[Work request]
Every entry, exactly as given, must be retyped.

[Given records]
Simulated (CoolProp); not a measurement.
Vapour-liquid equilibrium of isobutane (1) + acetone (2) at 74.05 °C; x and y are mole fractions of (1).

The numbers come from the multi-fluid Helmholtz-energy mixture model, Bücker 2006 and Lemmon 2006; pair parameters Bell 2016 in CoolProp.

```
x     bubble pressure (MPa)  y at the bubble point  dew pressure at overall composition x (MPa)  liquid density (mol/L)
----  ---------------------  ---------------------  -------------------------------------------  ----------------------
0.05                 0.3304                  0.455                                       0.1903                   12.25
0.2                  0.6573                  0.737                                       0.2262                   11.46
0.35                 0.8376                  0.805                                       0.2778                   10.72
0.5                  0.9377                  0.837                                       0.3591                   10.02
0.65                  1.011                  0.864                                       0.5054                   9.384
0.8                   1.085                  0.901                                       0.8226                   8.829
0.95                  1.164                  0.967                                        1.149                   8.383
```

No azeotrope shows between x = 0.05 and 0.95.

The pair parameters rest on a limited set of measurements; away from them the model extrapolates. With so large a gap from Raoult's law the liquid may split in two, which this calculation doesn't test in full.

[Written response]
Simulated (CoolProp); not a measurement.
Vapour-liquid equilibrium of isobutane (1) + acetone (2) at 74.05 °C; x and y are mole fractions of (1).

The numbers come from the multi-fluid Helmholtz-energy mixture model, Bücker 2006 and Lemmon 2006; pair parameters Bell 2016 in CoolProp.

```
x     bubble pressure (MPa)  y at the bubble point  dew pressure at overall composition x (MPa)  liquid density (mol/L)
----  ---------------------  ---------------------  -------------------------------------------  ----------------------
0.05                 0.3304                  0.455                                       0.1903                   12.25
0.2                  0.6573                  0.737                                       0.2262                   11.46
0.35                 0.8376                  0.805                                       0.2778                   10.72
0.5                  0.9377                  0.837                                       0.3591                   10.02
0.65                  1.011                  0.864                                       0.5054                   9.384
0.8                   1.085                  0.901                                       0.8226                   8.829
0.95                  1.164                  0.967                                        1.149                   8.383
```

No azeotrope shows between x = 0.05 and 0.95.

The pair parameters rest on a limited set of measurements; away from them the model extrapolates. With so large a gap from Raoult's law the liquid may split in two, which this calculation doesn't test in full.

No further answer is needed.